Work request =
Copy out each record below, exactly as given.

Excerpted data =
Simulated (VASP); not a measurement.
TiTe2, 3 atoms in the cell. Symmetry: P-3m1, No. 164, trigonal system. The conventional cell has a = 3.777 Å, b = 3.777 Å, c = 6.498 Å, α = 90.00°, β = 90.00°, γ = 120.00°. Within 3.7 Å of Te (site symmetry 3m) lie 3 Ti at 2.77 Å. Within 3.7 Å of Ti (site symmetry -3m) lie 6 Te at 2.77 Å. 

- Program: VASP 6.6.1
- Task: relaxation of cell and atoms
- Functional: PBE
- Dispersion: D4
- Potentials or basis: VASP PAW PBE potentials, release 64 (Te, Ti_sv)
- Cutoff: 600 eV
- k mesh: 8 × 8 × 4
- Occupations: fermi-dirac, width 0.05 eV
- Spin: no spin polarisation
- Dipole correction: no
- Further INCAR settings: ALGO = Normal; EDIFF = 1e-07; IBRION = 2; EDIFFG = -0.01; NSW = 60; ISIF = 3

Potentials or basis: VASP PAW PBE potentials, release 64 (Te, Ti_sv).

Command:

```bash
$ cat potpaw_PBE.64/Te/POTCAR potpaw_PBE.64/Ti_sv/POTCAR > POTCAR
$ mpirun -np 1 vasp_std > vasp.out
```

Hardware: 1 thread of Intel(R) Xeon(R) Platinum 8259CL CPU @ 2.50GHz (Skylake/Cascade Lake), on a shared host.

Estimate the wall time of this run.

Answer area =
Simulated (VASP); not a measurement.
TiTe2, 3 atoms in the cell. Symmetry: P-3m1, No. 164, trigonal system. The conventional cell has a = 3.777 Å, b = 3.777 Å, c = 6.498 Å, α = 90.00°, β = 90.00°, γ = 120.00°. Within 3.7 Å of Te (site symmetry 3m) lie 3 Ti at 2.77 Å. Within 3.7 Å of Ti (site symmetry -3m) lie 6 Te at 2.77 Å. 

- Program: VASP 6.6.1
- Task: relaxation of cell and atoms
- Functional: PBE
- Dispersion: D4
- Potentials or basis: VASP PAW PBE potentials, release 64 (Te, Ti_sv)
- Cutoff: 600 eV
- k mesh: 8 × 8 × 4
- Occupations: fermi-dirac, width 0.05 eV
- Spin: no spin polarisation
- Dipole correction: no
- Further INCAR settings: ALGO = Normal; EDIFF = 1e-07; IBRION = 2; EDIFFG = -0.01; NSW = 60; ISIF = 3

Potentials or basis: VASP PAW PBE potentials, release 64 (Te, Ti_sv).

Command:

```bash
$ cat potpaw_PBE.64/Te/POTCAR potpaw_PBE.64/Ti_sv/POTCAR > POTCAR
$ mpirun -np 1 vasp_std > vasp.out
```

Hardware: 1 thread of Intel(R) Xeon(R) Platinum 8259CL CPU @ 2.50GHz (Skylake/Cascade Lake), on a shared host.

Estimate the wall time of this run.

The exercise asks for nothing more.